→ **Action item**:
Return every line of the listing exactly as written.

-- Listed entries follows --
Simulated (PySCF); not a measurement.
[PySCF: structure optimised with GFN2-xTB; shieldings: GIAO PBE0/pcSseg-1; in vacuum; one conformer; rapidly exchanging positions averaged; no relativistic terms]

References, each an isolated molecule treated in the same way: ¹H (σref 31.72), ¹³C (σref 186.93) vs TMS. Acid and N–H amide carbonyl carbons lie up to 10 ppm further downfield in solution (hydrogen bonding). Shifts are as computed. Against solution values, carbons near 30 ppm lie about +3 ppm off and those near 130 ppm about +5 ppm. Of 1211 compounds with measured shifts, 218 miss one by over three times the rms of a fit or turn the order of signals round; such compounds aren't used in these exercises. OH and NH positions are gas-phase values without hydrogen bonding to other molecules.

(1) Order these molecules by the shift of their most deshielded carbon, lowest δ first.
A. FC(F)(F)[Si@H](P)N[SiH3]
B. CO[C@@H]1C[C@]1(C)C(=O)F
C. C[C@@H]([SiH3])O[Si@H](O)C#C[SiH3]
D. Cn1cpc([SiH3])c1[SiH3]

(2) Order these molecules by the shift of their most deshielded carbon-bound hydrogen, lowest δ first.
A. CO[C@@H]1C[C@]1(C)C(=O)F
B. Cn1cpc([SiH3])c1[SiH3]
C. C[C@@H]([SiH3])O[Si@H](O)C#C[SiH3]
-- Listed entries concluded --

→ **Task answer**:
Simulated (PySCF); not a measurement.
[PySCF: structure optimised with GFN2-xTB; shieldings: GIAO PBE0/pcSseg-1; in vacuum; one conformer; rapidly exchanging positions averaged; no relativistic terms]

References, each an isolated molecule treated in the same way: ¹H (σref 31.72), ¹³C (σref 186.93) vs TMS. Acid and N–H amide carbonyl carbons lie up to 10 ppm further downfield in solution (hydrogen bonding). Shifts are as computed. Against solution values, carbons near 30 ppm lie about +3 ppm off and those near 130 ppm about +5 ppm. Of 1211 compounds with measured shifts, 218 miss one by over three times the rms of a fit or turn the order of signals round; such compounds aren't used in these exercises. OH and NH positions are gas-phase values without hydrogen bonding to other molecules.

(1) Order these molecules by the shift of their most deshielded carbon, lowest δ first.
A. FC(F)(F)[Si@H](P)N[SiH3]
B. CO[C@@H]1C[C@]1(C)C(=O)F
C. C[C@@H]([SiH3])O[Si@H](O)C#C[SiH3]
D. Cn1cpc([SiH3])c1[SiH3]

(2) Order these molecules by the shift of their most deshielded carbon-bound hydrogen, lowest δ first.
A. CO[C@@H]1C[C@]1(C)C(=O)F
B. Cn1cpc([SiH3])c1[SiH3]
C. C[C@@H]([SiH3])O[Si@H](O)C#C[SiH3]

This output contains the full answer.